Work item — Up to and including the line with "correction | no |", return every line from the start of the entries below exactly.

^^^^^^^^^^^^^^^^

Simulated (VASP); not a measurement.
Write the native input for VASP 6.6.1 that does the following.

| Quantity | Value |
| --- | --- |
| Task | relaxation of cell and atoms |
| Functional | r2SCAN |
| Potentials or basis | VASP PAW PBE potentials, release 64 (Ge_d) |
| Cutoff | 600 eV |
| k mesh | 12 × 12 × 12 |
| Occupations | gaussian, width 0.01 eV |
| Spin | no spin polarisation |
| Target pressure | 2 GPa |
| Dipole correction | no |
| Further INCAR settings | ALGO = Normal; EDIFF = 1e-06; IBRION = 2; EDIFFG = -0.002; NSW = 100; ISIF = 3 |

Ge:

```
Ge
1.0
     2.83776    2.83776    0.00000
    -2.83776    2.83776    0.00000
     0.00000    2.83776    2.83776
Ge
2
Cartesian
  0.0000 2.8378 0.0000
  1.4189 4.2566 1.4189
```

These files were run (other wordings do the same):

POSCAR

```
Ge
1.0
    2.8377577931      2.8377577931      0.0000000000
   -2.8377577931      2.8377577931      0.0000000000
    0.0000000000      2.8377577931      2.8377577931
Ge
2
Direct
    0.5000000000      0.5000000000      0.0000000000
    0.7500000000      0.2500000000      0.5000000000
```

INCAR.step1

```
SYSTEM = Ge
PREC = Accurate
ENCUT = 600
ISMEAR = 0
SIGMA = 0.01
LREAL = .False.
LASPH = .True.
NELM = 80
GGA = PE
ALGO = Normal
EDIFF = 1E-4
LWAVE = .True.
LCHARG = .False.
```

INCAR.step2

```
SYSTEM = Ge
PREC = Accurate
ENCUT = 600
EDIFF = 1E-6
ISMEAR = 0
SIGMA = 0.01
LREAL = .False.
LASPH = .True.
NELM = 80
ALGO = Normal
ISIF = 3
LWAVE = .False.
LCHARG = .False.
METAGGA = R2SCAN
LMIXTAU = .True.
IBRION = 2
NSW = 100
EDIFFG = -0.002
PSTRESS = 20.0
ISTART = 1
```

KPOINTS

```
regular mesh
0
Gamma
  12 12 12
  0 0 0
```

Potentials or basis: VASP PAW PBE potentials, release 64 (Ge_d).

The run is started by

^^^^^^^^^^^^^^^^

Written solution —
Simulated (VASP); not a measurement.
Write the native input for VASP 6.6.1 that does the following.

| Quantity | Value |
| --- | --- |
| Task | relaxation of cell and atoms |
| Functional | r2SCAN |
| Potentials or basis | VASP PAW PBE potentials, release 64 (Ge_d) |
| Cutoff | 600 eV |
| k mesh | 12 × 12 × 12 |
| Occupations | gaussian, width 0.01 eV |
| Spin | no spin polarisation |
| Target pressure | 2 GPa |
| Dipole correction | no |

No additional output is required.